◆ GIVEN ENTRIES:
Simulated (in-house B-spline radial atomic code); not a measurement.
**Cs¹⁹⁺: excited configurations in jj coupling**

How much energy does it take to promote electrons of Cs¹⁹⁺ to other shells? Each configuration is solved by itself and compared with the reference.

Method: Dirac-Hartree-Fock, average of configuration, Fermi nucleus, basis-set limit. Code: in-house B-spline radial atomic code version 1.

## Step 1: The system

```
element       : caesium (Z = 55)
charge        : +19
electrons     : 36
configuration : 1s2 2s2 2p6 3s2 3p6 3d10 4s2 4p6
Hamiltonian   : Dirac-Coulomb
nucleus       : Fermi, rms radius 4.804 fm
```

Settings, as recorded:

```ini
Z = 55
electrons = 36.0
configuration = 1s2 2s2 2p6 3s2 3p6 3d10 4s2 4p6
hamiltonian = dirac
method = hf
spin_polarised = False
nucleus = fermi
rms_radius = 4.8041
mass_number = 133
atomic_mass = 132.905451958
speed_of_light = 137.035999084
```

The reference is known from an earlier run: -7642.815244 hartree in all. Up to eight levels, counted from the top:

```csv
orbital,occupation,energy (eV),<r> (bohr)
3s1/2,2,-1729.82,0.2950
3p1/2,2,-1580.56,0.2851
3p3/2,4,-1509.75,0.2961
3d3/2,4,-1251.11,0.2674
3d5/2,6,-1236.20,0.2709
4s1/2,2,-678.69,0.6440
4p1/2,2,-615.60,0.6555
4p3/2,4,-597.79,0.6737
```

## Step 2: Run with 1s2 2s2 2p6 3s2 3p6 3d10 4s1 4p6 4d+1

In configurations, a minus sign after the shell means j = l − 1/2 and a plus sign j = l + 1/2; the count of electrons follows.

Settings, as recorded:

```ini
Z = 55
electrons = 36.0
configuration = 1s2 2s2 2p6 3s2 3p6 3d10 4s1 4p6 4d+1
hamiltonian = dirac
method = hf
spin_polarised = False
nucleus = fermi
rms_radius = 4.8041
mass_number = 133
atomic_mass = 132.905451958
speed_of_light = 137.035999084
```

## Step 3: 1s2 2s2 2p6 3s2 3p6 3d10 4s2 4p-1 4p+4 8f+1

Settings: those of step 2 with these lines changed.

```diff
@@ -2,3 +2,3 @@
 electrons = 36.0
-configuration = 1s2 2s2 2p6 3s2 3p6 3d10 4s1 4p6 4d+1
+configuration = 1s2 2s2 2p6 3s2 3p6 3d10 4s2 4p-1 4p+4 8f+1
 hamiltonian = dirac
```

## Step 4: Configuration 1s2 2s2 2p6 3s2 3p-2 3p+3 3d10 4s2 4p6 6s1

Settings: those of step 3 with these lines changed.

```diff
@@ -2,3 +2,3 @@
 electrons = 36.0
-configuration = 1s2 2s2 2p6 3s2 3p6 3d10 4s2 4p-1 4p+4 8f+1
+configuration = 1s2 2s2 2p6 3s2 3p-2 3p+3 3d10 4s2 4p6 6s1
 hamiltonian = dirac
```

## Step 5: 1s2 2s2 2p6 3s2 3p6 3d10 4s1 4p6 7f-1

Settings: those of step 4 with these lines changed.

◆ WORK INSTRUCTION: What you give back should be exactly the lines of the data above from the line with "Settings: those of step 3" through the line with "## Step 5: 1s2", both of those included, and nothing more.

◆ ANSWER SECTION:
Settings: those of step 3 with these lines changed.

```diff
@@ -2,3 +2,3 @@
 electrons = 36.0
-configuration = 1s2 2s2 2p6 3s2 3p6 3d10 4s2 4p-1 4p+4 8f+1
+configuration = 1s2 2s2 2p6 3s2 3p-2 3p+3 3d10 4s2 4p6 6s1
 hamiltonian = dirac
```

## Step 5: 1s2 2s2 2p6 3s2 3p6 3d10 4s1 4p6 7f-1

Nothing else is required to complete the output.